Task item:
Word for word, restate the lines of the material below from its first line through the one containing "The 7 runs differ". Omit the rest.

Segment Start: Data to examine
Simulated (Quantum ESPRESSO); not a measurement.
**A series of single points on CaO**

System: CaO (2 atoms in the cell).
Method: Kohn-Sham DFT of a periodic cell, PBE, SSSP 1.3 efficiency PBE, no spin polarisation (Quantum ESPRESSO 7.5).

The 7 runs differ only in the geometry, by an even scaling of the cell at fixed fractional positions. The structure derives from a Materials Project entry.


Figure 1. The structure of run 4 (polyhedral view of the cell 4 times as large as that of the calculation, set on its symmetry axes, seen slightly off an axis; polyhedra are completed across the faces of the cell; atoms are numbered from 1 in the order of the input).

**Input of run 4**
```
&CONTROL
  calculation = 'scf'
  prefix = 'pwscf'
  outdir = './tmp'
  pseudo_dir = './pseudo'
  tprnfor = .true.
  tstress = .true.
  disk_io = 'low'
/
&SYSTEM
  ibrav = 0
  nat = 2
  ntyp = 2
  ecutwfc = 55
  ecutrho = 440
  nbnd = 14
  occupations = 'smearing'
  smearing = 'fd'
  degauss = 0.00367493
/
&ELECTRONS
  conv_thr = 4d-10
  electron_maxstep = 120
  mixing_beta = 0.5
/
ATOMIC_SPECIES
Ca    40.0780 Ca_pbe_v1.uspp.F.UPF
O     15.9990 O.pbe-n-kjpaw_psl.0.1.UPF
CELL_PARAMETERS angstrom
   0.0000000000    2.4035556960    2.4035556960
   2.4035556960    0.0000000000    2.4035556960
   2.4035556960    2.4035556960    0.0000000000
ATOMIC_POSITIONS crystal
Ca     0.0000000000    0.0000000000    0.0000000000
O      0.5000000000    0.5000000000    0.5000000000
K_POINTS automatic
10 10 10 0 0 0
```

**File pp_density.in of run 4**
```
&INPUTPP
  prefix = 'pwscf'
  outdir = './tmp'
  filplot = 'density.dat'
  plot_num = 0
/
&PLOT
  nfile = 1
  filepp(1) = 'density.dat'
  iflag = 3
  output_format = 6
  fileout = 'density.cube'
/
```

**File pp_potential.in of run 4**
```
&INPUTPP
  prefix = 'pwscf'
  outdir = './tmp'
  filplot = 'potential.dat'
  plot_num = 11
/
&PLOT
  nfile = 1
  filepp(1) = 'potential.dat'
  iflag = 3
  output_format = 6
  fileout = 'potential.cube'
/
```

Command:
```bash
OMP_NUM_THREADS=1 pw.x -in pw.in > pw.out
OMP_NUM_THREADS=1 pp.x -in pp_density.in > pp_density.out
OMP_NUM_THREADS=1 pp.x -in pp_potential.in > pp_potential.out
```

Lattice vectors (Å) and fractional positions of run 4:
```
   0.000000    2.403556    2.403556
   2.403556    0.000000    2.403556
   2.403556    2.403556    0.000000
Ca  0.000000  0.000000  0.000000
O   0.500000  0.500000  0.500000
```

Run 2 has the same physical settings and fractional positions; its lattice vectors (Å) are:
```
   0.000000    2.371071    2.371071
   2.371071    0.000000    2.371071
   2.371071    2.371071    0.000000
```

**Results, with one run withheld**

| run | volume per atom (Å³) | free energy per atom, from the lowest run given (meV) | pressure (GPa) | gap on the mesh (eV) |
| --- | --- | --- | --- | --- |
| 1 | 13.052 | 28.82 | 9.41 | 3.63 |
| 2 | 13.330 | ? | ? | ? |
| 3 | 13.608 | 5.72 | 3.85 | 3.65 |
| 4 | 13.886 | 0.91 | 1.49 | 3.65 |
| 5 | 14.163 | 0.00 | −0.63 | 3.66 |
Segment End: Data to examine

Task result:
Simulated (Quantum ESPRESSO); not a measurement.
**A series of single points on CaO**

System: CaO (2 atoms in the cell).
Method: Kohn-Sham DFT of a periodic cell, PBE, SSSP 1.3 efficiency PBE, no spin polarisation (Quantum ESPRESSO 7.5).

The 7 runs differ only in the geometry, by an even scaling of the cell at fixed fractional positions. The structure derives from a Materials Project entry.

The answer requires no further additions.